→ **Work instruction**
An exact restatement of every record is required.

▬▬▬▬▬▬
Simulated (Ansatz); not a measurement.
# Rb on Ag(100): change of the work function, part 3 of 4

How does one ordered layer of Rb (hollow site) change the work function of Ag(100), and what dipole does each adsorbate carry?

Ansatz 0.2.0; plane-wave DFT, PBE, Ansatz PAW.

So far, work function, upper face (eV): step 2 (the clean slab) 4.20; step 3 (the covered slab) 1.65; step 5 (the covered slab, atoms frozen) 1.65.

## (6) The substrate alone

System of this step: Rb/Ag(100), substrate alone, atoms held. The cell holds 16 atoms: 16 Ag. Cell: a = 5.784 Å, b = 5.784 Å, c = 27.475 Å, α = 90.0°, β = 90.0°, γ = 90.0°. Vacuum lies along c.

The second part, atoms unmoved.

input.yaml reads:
▬▬▬▬▬▬

→ **Answer space**
Simulated (Ansatz); not a measurement.
# Rb on Ag(100): change of the work function, part 3 of 4

How does one ordered layer of Rb (hollow site) change the work function of Ag(100), and what dipole does each adsorbate carry?

Ansatz 0.2.0; plane-wave DFT, PBE, Ansatz PAW.

So far, work function, upper face (eV): step 2 (the clean slab) 4.20; step 3 (the covered slab) 1.65; step 5 (the covered slab, atoms frozen) 1.65.

## (6) The substrate alone

System of this step: Rb/Ag(100), substrate alone, atoms held. The cell holds 16 atoms: 16 Ag. Cell: a = 5.784 Å, b = 5.784 Å, c = 27.475 Å, α = 90.0°, β = 90.0°, γ = 90.0°. Vacuum lies along c.

The second part, atoms unmoved.

input.yaml reads:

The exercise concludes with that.